• REQUIREMENT:
Please quote exactly the opening lines of the data, from the first line to the one where "The cell holds" appears.

Start of DATA UNDER STUDY

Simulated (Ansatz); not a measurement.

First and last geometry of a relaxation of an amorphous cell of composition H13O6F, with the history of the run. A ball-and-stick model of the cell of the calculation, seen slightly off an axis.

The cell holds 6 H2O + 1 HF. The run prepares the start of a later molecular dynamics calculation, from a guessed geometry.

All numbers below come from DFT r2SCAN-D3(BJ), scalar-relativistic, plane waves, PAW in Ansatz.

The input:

End of DATA UNDER STUDY

• WRITTEN RESPONSE:
Simulated (Ansatz); not a measurement.

First and last geometry of a relaxation of an amorphous cell of composition H13O6F, with the history of the run. A ball-and-stick model of the cell of the calculation, seen slightly off an axis.

The cell holds 6 H2O + 1 HF. The run prepares the start of a later molecular dynamics calculation, from a guessed geometry.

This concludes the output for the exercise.